### EXERCISE
The data below holds a line containing "No spin polarisation." and a line containing "Estimate the electron mass."; please quote exactly those two lines and every line between them, and nothing else.

### AVAILABLE DATA
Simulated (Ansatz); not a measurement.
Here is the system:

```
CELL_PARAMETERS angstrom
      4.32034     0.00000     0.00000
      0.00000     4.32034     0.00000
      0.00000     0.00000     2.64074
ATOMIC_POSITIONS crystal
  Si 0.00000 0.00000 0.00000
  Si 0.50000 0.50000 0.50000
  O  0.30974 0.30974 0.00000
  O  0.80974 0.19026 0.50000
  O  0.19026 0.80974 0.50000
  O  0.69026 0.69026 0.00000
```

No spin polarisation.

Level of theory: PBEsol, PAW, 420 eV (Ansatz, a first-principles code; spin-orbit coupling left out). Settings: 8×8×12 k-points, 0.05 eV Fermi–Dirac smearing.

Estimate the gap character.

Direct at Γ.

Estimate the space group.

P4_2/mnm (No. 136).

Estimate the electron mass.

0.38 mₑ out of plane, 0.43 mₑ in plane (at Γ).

### TASK RESPONSE
No spin polarisation.

Level of theory: PBEsol, PAW, 420 eV (Ansatz, a first-principles code; spin-orbit coupling left out). Settings: 8×8×12 k-points, 0.05 eV Fermi–Dirac smearing.

Estimate the gap character.

Direct at Γ.

Estimate the space group.

P4_2/mnm (No. 136).

Estimate the electron mass.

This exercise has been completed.